■ ■ ■ ■
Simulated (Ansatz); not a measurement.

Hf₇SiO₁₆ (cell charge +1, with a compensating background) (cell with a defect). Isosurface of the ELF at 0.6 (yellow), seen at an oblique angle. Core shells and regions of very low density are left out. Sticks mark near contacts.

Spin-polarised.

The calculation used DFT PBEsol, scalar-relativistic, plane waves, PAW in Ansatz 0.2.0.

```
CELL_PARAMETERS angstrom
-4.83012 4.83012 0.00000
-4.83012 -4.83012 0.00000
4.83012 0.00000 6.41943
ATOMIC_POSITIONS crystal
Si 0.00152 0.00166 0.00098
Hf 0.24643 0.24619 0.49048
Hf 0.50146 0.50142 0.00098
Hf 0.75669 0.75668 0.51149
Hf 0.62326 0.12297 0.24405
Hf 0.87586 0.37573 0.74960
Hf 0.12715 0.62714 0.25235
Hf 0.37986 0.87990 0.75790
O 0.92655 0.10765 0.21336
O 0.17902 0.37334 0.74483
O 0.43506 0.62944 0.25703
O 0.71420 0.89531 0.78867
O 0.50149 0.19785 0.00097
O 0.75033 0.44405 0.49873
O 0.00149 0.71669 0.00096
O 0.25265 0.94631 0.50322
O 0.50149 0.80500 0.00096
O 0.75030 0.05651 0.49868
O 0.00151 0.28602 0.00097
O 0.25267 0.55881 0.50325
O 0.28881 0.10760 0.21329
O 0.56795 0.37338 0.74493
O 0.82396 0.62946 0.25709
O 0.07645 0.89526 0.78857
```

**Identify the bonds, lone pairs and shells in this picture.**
■ ■ ■ ■

* [Action item]: Repeat the material exactly. Every line should match.

* [Response area]:
Simulated (Ansatz); not a measurement.

Hf₇SiO₁₆ (cell charge +1, with a compensating background) (cell with a defect). Isosurface of the ELF at 0.6 (yellow), seen at an oblique angle. Core shells and regions of very low density are left out. Sticks mark near contacts.

Spin-polarised.

The calculation used DFT PBEsol, scalar-relativistic, plane waves, PAW in Ansatz 0.2.0.

```
CELL_PARAMETERS angstrom
-4.83012 4.83012 0.00000
-4.83012 -4.83012 0.00000
4.83012 0.00000 6.41943
ATOMIC_POSITIONS crystal
Si 0.00152 0.00166 0.00098
Hf 0.24643 0.24619 0.49048
Hf 0.50146 0.50142 0.00098
Hf 0.75669 0.75668 0.51149
Hf 0.62326 0.12297 0.24405
Hf 0.87586 0.37573 0.74960
Hf 0.12715 0.62714 0.25235
Hf 0.37986 0.87990 0.75790
O 0.92655 0.10765 0.21336
O 0.17902 0.37334 0.74483
O 0.43506 0.62944 0.25703
O 0.71420 0.89531 0.78867
O 0.50149 0.19785 0.00097
O 0.75033 0.44405 0.49873
O 0.00149 0.71669 0.00096
O 0.25265 0.94631 0.50322
O 0.50149 0.80500 0.00096
O 0.75030 0.05651 0.49868
O 0.00151 0.28602 0.00097
O 0.25267 0.55881 0.50325
O 0.28881 0.10760 0.21329
O 0.56795 0.37338 0.74493
O 0.82396 0.62946 0.25709
O 0.07645 0.89526 0.78857
```

**Identify the bonds, lone pairs and shells in this picture.**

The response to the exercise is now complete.